- - -

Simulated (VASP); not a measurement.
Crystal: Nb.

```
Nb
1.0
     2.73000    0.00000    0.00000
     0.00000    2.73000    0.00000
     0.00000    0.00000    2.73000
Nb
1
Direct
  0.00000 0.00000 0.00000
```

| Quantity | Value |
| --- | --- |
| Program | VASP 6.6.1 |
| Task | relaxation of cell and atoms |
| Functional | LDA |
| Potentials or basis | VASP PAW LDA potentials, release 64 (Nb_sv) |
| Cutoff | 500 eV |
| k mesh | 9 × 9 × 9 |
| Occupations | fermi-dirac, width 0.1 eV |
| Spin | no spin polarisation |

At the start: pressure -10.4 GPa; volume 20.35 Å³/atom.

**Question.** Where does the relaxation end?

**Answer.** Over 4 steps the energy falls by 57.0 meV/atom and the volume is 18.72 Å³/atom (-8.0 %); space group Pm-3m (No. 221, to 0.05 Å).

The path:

- - -

__WORK ITEM__:
Write out exactly, please, the lines beginning at the start of the material and ending with the line that holds "to 0.05 Å).", both included.

__RESPONSE AREA__:
Simulated (VASP); not a measurement.
Crystal: Nb.

```
Nb
1.0
     2.73000    0.00000    0.00000
     0.00000    2.73000    0.00000
     0.00000    0.00000    2.73000
Nb
1
Direct
  0.00000 0.00000 0.00000
```

| Quantity | Value |
| --- | --- |
| Program | VASP 6.6.1 |
| Task | relaxation of cell and atoms |
| Functional | LDA |
| Potentials or basis | VASP PAW LDA potentials, release 64 (Nb_sv) |
| Cutoff | 500 eV |
| k mesh | 9 × 9 × 9 |
| Occupations | fermi-dirac, width 0.1 eV |
| Spin | no spin polarisation |

At the start: pressure -10.4 GPa; volume 20.35 Å³/atom.

**Question.** Where does the relaxation end?

**Answer.** Over 4 steps the energy falls by 57.0 meV/atom and the volume is 18.72 Å³/atom (-8.0 %); space group Pm-3m (No. 221, to 0.05 Å).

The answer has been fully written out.